● REQUIREMENT:
Transcribe only the lines of the listing below from the one holding "Alike in both" through the one holding "Ansatz 0.2.0 |", inclusive, without any change.

LISTED RECORDS section start
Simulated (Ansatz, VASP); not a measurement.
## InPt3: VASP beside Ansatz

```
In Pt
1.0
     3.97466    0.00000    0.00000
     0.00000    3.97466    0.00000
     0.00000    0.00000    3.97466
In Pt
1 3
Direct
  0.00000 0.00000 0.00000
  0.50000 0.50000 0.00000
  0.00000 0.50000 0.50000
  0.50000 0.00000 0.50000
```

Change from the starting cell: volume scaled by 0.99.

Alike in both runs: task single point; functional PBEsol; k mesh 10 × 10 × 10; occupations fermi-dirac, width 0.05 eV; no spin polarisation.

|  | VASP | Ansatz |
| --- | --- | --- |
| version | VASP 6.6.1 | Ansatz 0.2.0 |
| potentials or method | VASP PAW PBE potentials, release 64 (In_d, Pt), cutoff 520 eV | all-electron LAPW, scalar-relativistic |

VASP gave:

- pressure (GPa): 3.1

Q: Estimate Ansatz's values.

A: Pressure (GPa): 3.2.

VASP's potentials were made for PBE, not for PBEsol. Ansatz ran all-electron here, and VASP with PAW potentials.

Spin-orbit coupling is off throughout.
LISTED RECORDS section end

● ANSWER AREA:
Alike in both runs: task single point; functional PBEsol; k mesh 10 × 10 × 10; occupations fermi-dirac, width 0.05 eV; no spin polarisation.

|  | VASP | Ansatz |
| --- | --- | --- |
| version | VASP 6.6.1 | Ansatz 0.2.0 |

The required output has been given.